WORK REQUEST. Repeat the entries below exactly, missing none.

PROVIDED DATA.
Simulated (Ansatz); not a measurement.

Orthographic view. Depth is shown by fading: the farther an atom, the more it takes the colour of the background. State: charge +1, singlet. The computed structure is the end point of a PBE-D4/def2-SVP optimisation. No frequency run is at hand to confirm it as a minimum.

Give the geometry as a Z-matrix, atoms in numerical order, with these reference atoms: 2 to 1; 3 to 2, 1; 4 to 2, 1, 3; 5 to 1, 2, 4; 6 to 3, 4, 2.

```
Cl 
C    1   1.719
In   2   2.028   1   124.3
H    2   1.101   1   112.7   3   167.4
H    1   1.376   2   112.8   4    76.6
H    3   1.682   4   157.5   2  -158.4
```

EXERCISE RESPONSE.
Simulated (Ansatz); not a measurement.

Orthographic view. Depth is shown by fading: the farther an atom, the more it takes the colour of the background. State: charge +1, singlet. The computed structure is the end point of a PBE-D4/def2-SVP optimisation. No frequency run is at hand to confirm it as a minimum.

Give the geometry as a Z-matrix, atoms in numerical order, with these reference atoms: 2 to 1; 3 to 2, 1; 4 to 2, 1, 3; 5 to 1, 2, 4; 6 to 3, 4, 2.

```
Cl 
C    1   1.719
In   2   2.028   1   124.3
H    2   1.101   1   112.7   3   167.4
H    1   1.376   2   112.8   4    76.6
H    3   1.682   4   157.5   2  -158.4
```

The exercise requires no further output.